## WORK ORDER
Return every entry exactly as it is written in the listing.

## DATASET RECORDS
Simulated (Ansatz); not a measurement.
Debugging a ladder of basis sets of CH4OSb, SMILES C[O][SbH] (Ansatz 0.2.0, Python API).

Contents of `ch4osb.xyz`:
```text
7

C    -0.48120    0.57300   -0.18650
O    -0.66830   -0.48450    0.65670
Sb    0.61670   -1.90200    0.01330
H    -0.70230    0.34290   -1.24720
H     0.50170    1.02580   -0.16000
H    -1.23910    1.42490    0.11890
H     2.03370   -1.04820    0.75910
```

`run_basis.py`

## RESULT
Simulated (Ansatz); not a measurement.
Debugging a ladder of basis sets of CH4OSb, SMILES C[O][SbH] (Ansatz 0.2.0, Python API).

Contents of `ch4osb.xyz`:
```text
7

C    -0.48120    0.57300   -0.18650
O    -0.66830   -0.48450    0.65670
Sb    0.61670   -1.90200    0.01330
H    -0.70230    0.34290   -1.24720
H     0.50170    1.02580   -0.16000
H    -1.23910    1.42490    0.11890
H     2.03370   -1.04820    0.75910
```

`run_basis.py`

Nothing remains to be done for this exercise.